* **Data shown**
/---
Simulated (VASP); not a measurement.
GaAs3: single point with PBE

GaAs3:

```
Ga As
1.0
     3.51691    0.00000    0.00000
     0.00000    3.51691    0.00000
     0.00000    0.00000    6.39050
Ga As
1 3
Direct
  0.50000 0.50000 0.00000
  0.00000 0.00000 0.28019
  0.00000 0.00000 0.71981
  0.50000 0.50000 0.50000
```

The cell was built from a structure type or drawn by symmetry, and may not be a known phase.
\---

* **Task item**
Word for word, repeat every line of the data.

* **Exercise result**
Simulated (VASP); not a measurement.
GaAs3: single point with PBE

GaAs3:

```
Ga As
1.0
     3.51691    0.00000    0.00000
     0.00000    3.51691    0.00000
     0.00000    0.00000    6.39050
Ga As
1 3
Direct
  0.50000 0.50000 0.00000
  0.00000 0.00000 0.28019
  0.00000 0.00000 0.71981
  0.50000 0.50000 0.50000
```

The cell was built from a structure type or drawn by symmetry, and may not be a known phase.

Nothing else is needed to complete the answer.